> ASSIGNED TASK
Beginning with the opening line, set down each line of the material below exactly, stopping once the line with "- 1e21 cm⁻³, 500 K: -66" is done.

> RECORD SET
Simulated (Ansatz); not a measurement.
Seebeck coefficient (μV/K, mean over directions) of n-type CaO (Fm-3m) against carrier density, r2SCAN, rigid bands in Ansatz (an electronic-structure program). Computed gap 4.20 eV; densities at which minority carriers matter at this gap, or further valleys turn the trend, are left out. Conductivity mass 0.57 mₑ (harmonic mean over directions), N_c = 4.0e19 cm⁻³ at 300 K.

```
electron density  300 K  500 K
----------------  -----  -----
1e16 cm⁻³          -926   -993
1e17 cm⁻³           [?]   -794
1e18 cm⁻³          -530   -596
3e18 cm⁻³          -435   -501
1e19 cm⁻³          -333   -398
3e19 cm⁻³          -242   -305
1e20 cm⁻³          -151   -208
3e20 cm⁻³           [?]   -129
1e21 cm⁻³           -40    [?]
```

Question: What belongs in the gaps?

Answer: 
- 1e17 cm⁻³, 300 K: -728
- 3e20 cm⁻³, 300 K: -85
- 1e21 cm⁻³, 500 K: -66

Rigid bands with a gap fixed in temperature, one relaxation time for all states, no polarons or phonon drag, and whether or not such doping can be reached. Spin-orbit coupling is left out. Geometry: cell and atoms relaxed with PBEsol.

> ANSWER SPACE
Simulated (Ansatz); not a measurement.
Seebeck coefficient (μV/K, mean over directions) of n-type CaO (Fm-3m) against carrier density, r2SCAN, rigid bands in Ansatz (an electronic-structure program). Computed gap 4.20 eV; densities at which minority carriers matter at this gap, or further valleys turn the trend, are left out. Conductivity mass 0.57 mₑ (harmonic mean over directions), N_c = 4.0e19 cm⁻³ at 300 K.

```
electron density  300 K  500 K
----------------  -----  -----
1e16 cm⁻³          -926   -993
1e17 cm⁻³           [?]   -794
1e18 cm⁻³          -530   -596
3e18 cm⁻³          -435   -501
1e19 cm⁻³          -333   -398
3e19 cm⁻³          -242   -305
1e20 cm⁻³          -151   -208
3e20 cm⁻³           [?]   -129
1e21 cm⁻³           -40    [?]
```

Question: What belongs in the gaps?

Answer: 
- 1e17 cm⁻³, 300 K: -728
- 3e20 cm⁻³, 300 K: -85
- 1e21 cm⁻³, 500 K: -66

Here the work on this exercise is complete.